DATA EXTRACT below:

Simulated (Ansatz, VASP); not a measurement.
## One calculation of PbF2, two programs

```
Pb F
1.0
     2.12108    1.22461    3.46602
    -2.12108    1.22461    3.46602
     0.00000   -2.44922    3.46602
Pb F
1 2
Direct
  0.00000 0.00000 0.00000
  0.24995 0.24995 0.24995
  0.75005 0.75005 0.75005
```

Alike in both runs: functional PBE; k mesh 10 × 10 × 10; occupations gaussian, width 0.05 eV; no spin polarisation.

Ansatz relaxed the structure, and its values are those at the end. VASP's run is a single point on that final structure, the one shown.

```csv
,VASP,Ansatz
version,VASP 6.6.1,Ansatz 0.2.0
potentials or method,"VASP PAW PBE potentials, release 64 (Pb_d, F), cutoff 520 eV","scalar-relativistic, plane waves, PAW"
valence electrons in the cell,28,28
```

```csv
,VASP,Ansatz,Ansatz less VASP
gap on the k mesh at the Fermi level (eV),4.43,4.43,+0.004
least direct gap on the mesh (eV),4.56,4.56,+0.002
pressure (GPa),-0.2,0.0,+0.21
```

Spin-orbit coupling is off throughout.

End of DATA EXTRACT.

§ REQUIREMENT
Word for word, restate the data above from its first line down to and including the line with "Alike in both".

§ TASK OUTPUT
Simulated (Ansatz, VASP); not a measurement.
## One calculation of PbF2, two programs

```
Pb F
1.0
     2.12108    1.22461    3.46602
    -2.12108    1.22461    3.46602
     0.00000   -2.44922    3.46602
Pb F
1 2
Direct
  0.00000 0.00000 0.00000
  0.24995 0.24995 0.24995
  0.75005 0.75005 0.75005
```

Alike in both runs: functional PBE; k mesh 10 × 10 × 10; occupations gaussian, width 0.05 eV; no spin polarisation.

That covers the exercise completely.